# [Exercise]
Each line of the material beneath should be duplicated exactly.

==*==

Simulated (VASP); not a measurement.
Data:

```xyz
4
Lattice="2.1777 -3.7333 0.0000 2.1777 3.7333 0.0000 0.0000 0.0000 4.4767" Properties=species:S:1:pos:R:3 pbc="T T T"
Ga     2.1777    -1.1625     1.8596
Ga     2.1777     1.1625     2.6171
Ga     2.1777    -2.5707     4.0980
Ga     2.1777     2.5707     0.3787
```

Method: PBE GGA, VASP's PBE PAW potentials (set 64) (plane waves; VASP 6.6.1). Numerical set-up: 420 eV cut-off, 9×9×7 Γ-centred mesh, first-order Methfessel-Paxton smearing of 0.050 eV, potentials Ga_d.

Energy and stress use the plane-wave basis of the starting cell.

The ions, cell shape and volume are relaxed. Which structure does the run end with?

==*==

# [Answer area]
Simulated (VASP); not a measurement.
Data:

```xyz
4
Lattice="2.1777 -3.7333 0.0000 2.1777 3.7333 0.0000 0.0000 0.0000 4.4767" Properties=species:S:1:pos:R:3 pbc="T T T"
Ga     2.1777    -1.1625     1.8596
Ga     2.1777     1.1625     2.6171
Ga     2.1777    -2.5707     4.0980
Ga     2.1777     2.5707     0.3787
```

Method: PBE GGA, VASP's PBE PAW potentials (set 64) (plane waves; VASP 6.6.1). Numerical set-up: 420 eV cut-off, 9×9×7 Γ-centred mesh, first-order Methfessel-Paxton smearing of 0.050 eV, potentials Ga_d.

Energy and stress use the plane-wave basis of the starting cell.

The ions, cell shape and volume are relaxed. Which structure does the run end with?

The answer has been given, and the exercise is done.